## ASSIGNED TASK
Write all of the lines below out again, exactly as they stand.

= = = = =

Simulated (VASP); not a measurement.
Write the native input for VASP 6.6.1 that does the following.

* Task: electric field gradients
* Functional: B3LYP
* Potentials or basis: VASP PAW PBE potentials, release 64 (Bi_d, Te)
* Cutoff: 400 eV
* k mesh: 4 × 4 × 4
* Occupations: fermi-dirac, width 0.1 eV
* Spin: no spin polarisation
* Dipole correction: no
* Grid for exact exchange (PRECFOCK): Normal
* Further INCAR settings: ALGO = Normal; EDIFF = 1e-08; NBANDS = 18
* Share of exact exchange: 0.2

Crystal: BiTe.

= = = = =

## TASK RESPONSE
Simulated (VASP); not a measurement.
Write the native input for VASP 6.6.1 that does the following.

* Task: electric field gradients
* Functional: B3LYP
* Potentials or basis: VASP PAW PBE potentials, release 64 (Bi_d, Te)
* Cutoff: 400 eV
* k mesh: 4 × 4 × 4
* Occupations: fermi-dirac, width 0.1 eV
* Spin: no spin polarisation
* Dipole correction: no
* Grid for exact exchange (PRECFOCK): Normal
* Further INCAR settings: ALGO = Normal; EDIFF = 1e-08; NBANDS = 18
* Share of exact exchange: 0.2

Crystal: BiTe.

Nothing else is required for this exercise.